__WORK ITEM__:
Reproduce the entries shown below only from the line with "spin polarisation |" down to the line with "Potentials or basis: VASP", keeping both end lines and copying each one exactly.

━━━━━ RAW DATA ━━━━━
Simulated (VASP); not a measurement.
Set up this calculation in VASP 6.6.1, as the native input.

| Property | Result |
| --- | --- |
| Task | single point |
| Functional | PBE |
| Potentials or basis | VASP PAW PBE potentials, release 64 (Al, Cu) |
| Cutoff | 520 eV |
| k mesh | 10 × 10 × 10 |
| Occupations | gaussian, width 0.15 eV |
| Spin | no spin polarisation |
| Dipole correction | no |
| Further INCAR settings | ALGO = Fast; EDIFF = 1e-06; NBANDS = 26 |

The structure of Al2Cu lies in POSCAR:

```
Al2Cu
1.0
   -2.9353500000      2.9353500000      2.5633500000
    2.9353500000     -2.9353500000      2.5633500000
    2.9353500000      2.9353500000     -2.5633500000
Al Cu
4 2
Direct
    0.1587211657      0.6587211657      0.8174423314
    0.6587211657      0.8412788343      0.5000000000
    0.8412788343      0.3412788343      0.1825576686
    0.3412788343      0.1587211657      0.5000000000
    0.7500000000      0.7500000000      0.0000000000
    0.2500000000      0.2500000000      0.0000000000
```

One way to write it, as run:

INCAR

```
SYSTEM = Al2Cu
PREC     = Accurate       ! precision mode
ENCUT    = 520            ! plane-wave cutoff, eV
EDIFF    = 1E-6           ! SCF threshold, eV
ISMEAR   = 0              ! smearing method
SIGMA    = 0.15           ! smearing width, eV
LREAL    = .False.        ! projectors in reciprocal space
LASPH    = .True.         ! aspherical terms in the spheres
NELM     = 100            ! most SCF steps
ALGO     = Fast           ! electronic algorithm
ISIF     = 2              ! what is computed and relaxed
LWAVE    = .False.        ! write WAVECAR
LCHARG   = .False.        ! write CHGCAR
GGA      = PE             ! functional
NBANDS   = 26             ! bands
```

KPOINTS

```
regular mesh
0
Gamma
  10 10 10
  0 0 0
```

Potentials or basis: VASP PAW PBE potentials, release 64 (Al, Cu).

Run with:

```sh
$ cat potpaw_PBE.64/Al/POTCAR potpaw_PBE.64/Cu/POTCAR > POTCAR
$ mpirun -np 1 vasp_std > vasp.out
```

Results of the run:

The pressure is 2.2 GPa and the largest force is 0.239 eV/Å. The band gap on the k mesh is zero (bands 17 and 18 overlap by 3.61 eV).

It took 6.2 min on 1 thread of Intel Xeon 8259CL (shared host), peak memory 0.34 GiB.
━━━━━

__TASK OUTPUT__:
| Spin | no spin polarisation |
| Dipole correction | no |
| Further INCAR settings | ALGO = Fast; EDIFF = 1e-06; NBANDS = 26 |

The structure of Al2Cu lies in POSCAR:

```
Al2Cu
1.0
   -2.9353500000      2.9353500000      2.5633500000
    2.9353500000     -2.9353500000      2.5633500000
    2.9353500000      2.9353500000     -2.5633500000
Al Cu
4 2
Direct
    0.1587211657      0.6587211657      0.8174423314
    0.6587211657      0.8412788343      0.5000000000
    0.8412788343      0.3412788343      0.1825576686
    0.3412788343      0.1587211657      0.5000000000
    0.7500000000      0.7500000000      0.0000000000
    0.2500000000      0.2500000000      0.0000000000
```

One way to write it, as run:

INCAR

```
SYSTEM = Al2Cu
PREC     = Accurate       ! precision mode
ENCUT    = 520            ! plane-wave cutoff, eV
EDIFF    = 1E-6           ! SCF threshold, eV
ISMEAR   = 0              ! smearing method
SIGMA    = 0.15           ! smearing width, eV
LREAL    = .False.        ! projectors in reciprocal space
LASPH    = .True.         ! aspherical terms in the spheres
NELM     = 100            ! most SCF steps
ALGO     = Fast           ! electronic algorithm
ISIF     = 2              ! what is computed and relaxed
LWAVE    = .False.        ! write WAVECAR
LCHARG   = .False.        ! write CHGCAR
GGA      = PE             ! functional
NBANDS   = 26             ! bands
```

KPOINTS

```
regular mesh
0
Gamma
  10 10 10
  0 0 0
```

Potentials or basis: VASP PAW PBE potentials, release 64 (Al, Cu).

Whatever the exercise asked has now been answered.